■ INFORMATION GIVEN:
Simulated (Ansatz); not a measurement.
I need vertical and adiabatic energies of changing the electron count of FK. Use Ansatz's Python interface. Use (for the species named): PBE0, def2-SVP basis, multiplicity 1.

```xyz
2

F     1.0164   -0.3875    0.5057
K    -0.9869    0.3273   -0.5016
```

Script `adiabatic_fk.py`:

■ ASSIGNED TASK: Return the data in full, with each line kept exactly as it is.

■ TASK RESULT:
Simulated (Ansatz); not a measurement.
I need vertical and adiabatic energies of changing the electron count of FK. Use Ansatz's Python interface. Use (for the species named): PBE0, def2-SVP basis, multiplicity 1.

```xyz
2

F     1.0164   -0.3875    0.5057
K    -0.9869    0.3273   -0.5016
```

Script `adiabatic_fk.py`:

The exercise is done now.